### Required action
Please copy the leading lines of the entries below exactly, concluding with the line in which "(11%), H→L (9%) |" occurs.

### Record extracts
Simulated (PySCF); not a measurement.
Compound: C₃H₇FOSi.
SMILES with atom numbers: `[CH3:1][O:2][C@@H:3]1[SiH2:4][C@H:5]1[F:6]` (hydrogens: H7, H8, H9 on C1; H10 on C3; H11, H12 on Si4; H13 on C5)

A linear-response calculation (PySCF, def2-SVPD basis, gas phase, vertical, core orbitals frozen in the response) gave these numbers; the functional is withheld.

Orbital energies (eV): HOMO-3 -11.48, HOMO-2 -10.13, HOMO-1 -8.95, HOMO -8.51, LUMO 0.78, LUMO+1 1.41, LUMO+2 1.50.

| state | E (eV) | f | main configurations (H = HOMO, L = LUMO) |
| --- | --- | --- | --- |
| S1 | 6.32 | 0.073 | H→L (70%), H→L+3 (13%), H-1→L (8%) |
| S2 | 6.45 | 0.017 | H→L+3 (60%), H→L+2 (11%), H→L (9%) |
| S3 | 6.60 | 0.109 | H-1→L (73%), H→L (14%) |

### Your response
Simulated (PySCF); not a measurement.
Compound: C₃H₇FOSi.
SMILES with atom numbers: `[CH3:1][O:2][C@@H:3]1[SiH2:4][C@H:5]1[F:6]` (hydrogens: H7, H8, H9 on C1; H10 on C3; H11, H12 on Si4; H13 on C5)

A linear-response calculation (PySCF, def2-SVPD basis, gas phase, vertical, core orbitals frozen in the response) gave these numbers; the functional is withheld.

Orbital energies (eV): HOMO-3 -11.48, HOMO-2 -10.13, HOMO-1 -8.95, HOMO -8.51, LUMO 0.78, LUMO+1 1.41, LUMO+2 1.50.

| state | E (eV) | f | main configurations (H = HOMO, L = LUMO) |
| --- | --- | --- | --- |
| S1 | 6.32 | 0.073 | H→L (70%), H→L+3 (13%), H-1→L (8%) |
| S2 | 6.45 | 0.017 | H→L+3 (60%), H→L+2 (11%), H→L (9%) |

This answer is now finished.